### The data
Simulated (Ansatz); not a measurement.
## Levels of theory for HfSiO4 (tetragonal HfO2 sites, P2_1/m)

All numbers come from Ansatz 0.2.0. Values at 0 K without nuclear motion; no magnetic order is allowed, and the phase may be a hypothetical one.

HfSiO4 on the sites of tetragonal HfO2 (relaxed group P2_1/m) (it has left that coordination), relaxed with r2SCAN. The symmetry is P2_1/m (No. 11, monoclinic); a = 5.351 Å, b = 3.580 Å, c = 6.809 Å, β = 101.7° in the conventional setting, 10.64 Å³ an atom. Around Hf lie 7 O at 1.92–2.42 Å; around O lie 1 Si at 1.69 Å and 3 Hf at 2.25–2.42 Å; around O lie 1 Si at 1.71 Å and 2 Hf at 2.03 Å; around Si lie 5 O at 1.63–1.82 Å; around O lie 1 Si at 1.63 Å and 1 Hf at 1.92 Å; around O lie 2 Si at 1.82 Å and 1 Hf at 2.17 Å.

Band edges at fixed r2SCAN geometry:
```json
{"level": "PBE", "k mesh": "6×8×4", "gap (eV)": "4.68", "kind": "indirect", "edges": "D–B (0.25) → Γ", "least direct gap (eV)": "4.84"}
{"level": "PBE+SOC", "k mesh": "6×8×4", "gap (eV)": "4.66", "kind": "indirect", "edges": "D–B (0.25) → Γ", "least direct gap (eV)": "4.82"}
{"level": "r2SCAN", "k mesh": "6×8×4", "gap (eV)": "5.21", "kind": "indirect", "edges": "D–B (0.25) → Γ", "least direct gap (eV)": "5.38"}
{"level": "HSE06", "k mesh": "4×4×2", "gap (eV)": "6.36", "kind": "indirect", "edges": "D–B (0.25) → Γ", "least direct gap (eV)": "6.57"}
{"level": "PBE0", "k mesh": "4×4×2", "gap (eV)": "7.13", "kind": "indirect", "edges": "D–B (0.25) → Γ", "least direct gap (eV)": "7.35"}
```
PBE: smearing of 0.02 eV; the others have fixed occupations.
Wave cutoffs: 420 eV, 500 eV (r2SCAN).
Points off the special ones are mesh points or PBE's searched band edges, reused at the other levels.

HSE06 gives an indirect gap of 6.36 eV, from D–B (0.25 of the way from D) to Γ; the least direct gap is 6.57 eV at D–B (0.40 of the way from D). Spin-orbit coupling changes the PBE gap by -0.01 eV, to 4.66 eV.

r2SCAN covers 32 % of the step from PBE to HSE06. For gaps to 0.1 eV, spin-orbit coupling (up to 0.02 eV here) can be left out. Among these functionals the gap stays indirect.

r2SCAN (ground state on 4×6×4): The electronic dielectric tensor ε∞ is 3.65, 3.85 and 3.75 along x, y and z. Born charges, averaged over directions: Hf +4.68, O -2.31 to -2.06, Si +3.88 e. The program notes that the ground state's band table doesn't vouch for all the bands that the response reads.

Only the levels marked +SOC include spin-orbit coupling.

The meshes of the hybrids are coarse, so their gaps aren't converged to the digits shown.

### Exercise
Would you please repeat exactly the lines above, starting at the line with "Wave cutoffs: 420 eV, 500 eV (r2SCAN)." and stopping at the line with "Points off the", both included?

### Written solution
Wave cutoffs: 420 eV, 500 eV (r2SCAN).
Points off the special ones are mesh points or PBE's searched band edges, reused at the other levels.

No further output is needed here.